- _Work item_
Below are lines of data, and only some are wanted. Please repeat exactly those from the line that has "2751 | 1.123 |" through the line that has "45.83 | 9.441 |".

------------------------------------------------------------------------

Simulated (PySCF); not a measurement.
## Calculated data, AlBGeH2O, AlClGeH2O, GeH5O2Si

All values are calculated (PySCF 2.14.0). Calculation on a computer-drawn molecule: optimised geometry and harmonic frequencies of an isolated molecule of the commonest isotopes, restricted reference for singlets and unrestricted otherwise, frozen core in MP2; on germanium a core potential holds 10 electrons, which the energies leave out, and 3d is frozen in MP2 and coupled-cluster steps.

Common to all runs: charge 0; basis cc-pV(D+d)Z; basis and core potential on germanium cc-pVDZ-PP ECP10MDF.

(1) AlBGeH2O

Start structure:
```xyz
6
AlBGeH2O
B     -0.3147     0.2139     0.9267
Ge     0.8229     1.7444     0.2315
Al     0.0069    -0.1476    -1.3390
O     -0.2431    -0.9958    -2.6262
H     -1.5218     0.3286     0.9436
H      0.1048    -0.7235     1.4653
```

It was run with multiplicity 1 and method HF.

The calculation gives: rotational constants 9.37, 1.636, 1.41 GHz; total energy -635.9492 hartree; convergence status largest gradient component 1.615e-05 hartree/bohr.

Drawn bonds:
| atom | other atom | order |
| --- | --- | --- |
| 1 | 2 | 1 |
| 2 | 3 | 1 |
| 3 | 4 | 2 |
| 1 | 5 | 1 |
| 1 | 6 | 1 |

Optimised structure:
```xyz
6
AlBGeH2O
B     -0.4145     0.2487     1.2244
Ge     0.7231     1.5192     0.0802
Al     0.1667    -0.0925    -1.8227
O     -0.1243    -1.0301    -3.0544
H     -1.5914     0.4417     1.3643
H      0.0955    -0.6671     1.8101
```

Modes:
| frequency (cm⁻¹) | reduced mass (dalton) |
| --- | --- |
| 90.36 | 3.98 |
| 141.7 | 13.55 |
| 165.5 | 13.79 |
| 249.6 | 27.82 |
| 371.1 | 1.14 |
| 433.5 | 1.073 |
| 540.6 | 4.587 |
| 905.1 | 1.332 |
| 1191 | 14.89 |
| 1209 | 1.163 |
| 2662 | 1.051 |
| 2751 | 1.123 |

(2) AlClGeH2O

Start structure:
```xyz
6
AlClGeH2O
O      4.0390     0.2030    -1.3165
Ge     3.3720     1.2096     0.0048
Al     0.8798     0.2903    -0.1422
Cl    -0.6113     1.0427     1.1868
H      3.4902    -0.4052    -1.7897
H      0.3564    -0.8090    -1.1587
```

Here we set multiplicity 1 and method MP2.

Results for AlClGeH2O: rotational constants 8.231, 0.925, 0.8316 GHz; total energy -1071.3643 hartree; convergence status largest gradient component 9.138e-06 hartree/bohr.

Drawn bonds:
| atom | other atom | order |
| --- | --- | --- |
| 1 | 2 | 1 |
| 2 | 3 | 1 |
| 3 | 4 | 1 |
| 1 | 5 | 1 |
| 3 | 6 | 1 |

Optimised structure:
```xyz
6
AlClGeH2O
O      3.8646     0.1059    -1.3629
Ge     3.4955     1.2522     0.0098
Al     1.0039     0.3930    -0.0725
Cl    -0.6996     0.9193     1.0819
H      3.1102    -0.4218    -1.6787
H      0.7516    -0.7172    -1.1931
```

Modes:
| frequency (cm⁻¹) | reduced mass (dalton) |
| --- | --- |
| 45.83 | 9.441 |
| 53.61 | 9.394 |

------------------------------------------------------------------------

- _Expected answer_
| 2751 | 1.123 |

(2) AlClGeH2O

Start structure:
```xyz
6
AlClGeH2O
O      4.0390     0.2030    -1.3165
Ge     3.3720     1.2096     0.0048
Al     0.8798     0.2903    -0.1422
Cl    -0.6113     1.0427     1.1868
H      3.4902    -0.4052    -1.7897
H      0.3564    -0.8090    -1.1587
```

Here we set multiplicity 1 and method MP2.

Results for AlClGeH2O: rotational constants 8.231, 0.925, 0.8316 GHz; total energy -1071.3643 hartree; convergence status largest gradient component 9.138e-06 hartree/bohr.

Drawn bonds:
| atom | other atom | order |
| --- | --- | --- |
| 1 | 2 | 1 |
| 2 | 3 | 1 |
| 3 | 4 | 1 |
| 1 | 5 | 1 |
| 3 | 6 | 1 |

Optimised structure:
```xyz
6
AlClGeH2O
O      3.8646     0.1059    -1.3629
Ge     3.4955     1.2522     0.0098
Al     1.0039     0.3930    -0.0725
Cl    -0.6996     0.9193     1.0819
H      3.1102    -0.4218    -1.6787
H      0.7516    -0.7172    -1.1931
```

Modes:
| frequency (cm⁻¹) | reduced mass (dalton) |
| --- | --- |
| 45.83 | 9.441 |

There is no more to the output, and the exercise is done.